* **Assigned task**:
Produce an exact copy of all the records.

* **Stored data**:
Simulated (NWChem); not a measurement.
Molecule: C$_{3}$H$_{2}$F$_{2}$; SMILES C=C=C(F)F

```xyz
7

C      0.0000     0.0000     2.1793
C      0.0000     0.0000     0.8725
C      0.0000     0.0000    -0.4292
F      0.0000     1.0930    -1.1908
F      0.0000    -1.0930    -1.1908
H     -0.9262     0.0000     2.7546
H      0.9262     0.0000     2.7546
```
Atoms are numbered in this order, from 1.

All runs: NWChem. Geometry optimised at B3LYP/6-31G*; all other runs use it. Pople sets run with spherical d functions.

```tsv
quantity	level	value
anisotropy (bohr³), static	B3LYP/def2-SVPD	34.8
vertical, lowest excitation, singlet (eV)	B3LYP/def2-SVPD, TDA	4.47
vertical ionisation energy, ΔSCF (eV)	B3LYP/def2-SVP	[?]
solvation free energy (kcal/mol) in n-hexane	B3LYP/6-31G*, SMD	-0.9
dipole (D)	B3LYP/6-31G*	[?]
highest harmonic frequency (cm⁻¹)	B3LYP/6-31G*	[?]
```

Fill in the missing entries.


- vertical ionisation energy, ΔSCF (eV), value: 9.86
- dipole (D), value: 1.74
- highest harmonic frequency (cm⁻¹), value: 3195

* **Task response**:
Simulated (NWChem); not a measurement.
Molecule: C$_{3}$H$_{2}$F$_{2}$; SMILES C=C=C(F)F

```xyz
7

C      0.0000     0.0000     2.1793
C      0.0000     0.0000     0.8725
C      0.0000     0.0000    -0.4292
F      0.0000     1.0930    -1.1908
F      0.0000    -1.0930    -1.1908
H     -0.9262     0.0000     2.7546
H      0.9262     0.0000     2.7546
```
Atoms are numbered in this order, from 1.

All runs: NWChem. Geometry optimised at B3LYP/6-31G*; all other runs use it. Pople sets run with spherical d functions.

```tsv
quantity	level	value
anisotropy (bohr³), static	B3LYP/def2-SVPD	34.8
vertical, lowest excitation, singlet (eV)	B3LYP/def2-SVPD, TDA	4.47
vertical ionisation energy, ΔSCF (eV)	B3LYP/def2-SVP	[?]
solvation free energy (kcal/mol) in n-hexane	B3LYP/6-31G*, SMD	-0.9
dipole (D)	B3LYP/6-31G*	[?]
highest harmonic frequency (cm⁻¹)	B3LYP/6-31G*	[?]
```

Fill in the missing entries.


- vertical ionisation energy, ΔSCF (eV), value: 9.86
- dipole (D), value: 1.74
- highest harmonic frequency (cm⁻¹), value: 3195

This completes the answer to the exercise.